→ **Given records**
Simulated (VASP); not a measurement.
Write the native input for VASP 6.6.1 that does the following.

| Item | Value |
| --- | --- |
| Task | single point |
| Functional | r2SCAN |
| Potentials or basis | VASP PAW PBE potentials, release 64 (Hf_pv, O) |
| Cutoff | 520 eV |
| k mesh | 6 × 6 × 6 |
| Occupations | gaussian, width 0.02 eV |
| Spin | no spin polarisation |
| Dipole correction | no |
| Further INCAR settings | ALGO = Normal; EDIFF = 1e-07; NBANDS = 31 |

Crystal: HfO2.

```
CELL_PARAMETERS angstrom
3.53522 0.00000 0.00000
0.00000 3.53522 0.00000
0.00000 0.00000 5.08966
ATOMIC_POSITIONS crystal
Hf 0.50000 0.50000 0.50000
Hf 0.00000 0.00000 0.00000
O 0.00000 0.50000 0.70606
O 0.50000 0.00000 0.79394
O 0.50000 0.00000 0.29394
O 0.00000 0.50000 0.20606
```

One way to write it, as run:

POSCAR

→ **Task item**
Lines from the start of the records through the one containing "correction | no |" are what should be retyped, exactly and in full, both ends included.

→ **Task solution**
Simulated (VASP); not a measurement.
Write the native input for VASP 6.6.1 that does the following.

| Item | Value |
| --- | --- |
| Task | single point |
| Functional | r2SCAN |
| Potentials or basis | VASP PAW PBE potentials, release 64 (Hf_pv, O) |
| Cutoff | 520 eV |
| k mesh | 6 × 6 × 6 |
| Occupations | gaussian, width 0.02 eV |
| Spin | no spin polarisation |
| Dipole correction | no |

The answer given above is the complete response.